Work instruction: Go through the records below and write each one out again unchanged.

Information given:
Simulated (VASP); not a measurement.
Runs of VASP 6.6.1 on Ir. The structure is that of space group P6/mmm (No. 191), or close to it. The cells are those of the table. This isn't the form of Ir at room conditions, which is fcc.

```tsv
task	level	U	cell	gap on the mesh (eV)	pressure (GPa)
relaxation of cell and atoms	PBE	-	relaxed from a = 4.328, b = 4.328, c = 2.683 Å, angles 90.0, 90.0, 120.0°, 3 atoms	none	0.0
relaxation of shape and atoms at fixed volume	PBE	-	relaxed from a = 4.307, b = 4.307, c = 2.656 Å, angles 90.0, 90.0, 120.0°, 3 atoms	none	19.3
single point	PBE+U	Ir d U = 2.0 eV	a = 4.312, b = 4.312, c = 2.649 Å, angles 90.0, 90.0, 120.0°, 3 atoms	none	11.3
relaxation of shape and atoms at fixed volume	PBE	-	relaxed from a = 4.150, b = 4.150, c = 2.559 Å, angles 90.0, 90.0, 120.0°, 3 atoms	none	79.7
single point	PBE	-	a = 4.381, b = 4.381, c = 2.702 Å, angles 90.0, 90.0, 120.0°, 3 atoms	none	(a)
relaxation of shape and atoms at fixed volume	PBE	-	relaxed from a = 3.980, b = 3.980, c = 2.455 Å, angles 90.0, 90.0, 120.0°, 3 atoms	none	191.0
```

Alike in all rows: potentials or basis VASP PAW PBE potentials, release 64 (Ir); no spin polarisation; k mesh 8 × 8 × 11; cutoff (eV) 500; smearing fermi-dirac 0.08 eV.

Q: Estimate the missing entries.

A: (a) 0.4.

Answer box:
Simulated (VASP); not a measurement.
Runs of VASP 6.6.1 on Ir. The structure is that of space group P6/mmm (No. 191), or close to it. The cells are those of the table. This isn't the form of Ir at room conditions, which is fcc.

```tsv
task	level	U	cell	gap on the mesh (eV)	pressure (GPa)
relaxation of cell and atoms	PBE	-	relaxed from a = 4.328, b = 4.328, c = 2.683 Å, angles 90.0, 90.0, 120.0°, 3 atoms	none	0.0
relaxation of shape and atoms at fixed volume	PBE	-	relaxed from a = 4.307, b = 4.307, c = 2.656 Å, angles 90.0, 90.0, 120.0°, 3 atoms	none	19.3
single point	PBE+U	Ir d U = 2.0 eV	a = 4.312, b = 4.312, c = 2.649 Å, angles 90.0, 90.0, 120.0°, 3 atoms	none	11.3
relaxation of shape and atoms at fixed volume	PBE	-	relaxed from a = 4.150, b = 4.150, c = 2.559 Å, angles 90.0, 90.0, 120.0°, 3 atoms	none	79.7
single point	PBE	-	a = 4.381, b = 4.381, c = 2.702 Å, angles 90.0, 90.0, 120.0°, 3 atoms	none	(a)
relaxation of shape and atoms at fixed volume	PBE	-	relaxed from a = 3.980, b = 3.980, c = 2.455 Å, angles 90.0, 90.0, 120.0°, 3 atoms	none	191.0
```

Alike in all rows: potentials or basis VASP PAW PBE potentials, release 64 (Ir); no spin polarisation; k mesh 8 × 8 × 11; cutoff (eV) 500; smearing fermi-dirac 0.08 eV.

Q: Estimate the missing entries.

A: (a) 0.4.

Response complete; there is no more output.